ASSIGNED TASK ▸ Every line of the data below should be printed exactly.

*** SOURCE INFORMATION ***

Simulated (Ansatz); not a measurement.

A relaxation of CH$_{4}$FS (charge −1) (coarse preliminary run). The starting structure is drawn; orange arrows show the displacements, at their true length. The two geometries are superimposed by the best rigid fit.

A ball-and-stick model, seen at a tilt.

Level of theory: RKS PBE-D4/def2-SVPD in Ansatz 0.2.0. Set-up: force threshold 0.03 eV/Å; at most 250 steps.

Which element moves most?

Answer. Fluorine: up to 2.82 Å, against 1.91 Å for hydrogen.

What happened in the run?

***

EXERCISE OUTPUT ▸
Simulated (Ansatz); not a measurement.

A relaxation of CH$_{4}$FS (charge −1) (coarse preliminary run). The starting structure is drawn; orange arrows show the displacements, at their true length. The two geometries are superimposed by the best rigid fit.

A ball-and-stick model, seen at a tilt.

Level of theory: RKS PBE-D4/def2-SVPD in Ansatz 0.2.0. Set-up: force threshold 0.03 eV/Å; at most 250 steps.

Which element moves most?

Answer. Fluorine: up to 2.82 Å, against 1.91 Å for hydrogen.

What happened in the run?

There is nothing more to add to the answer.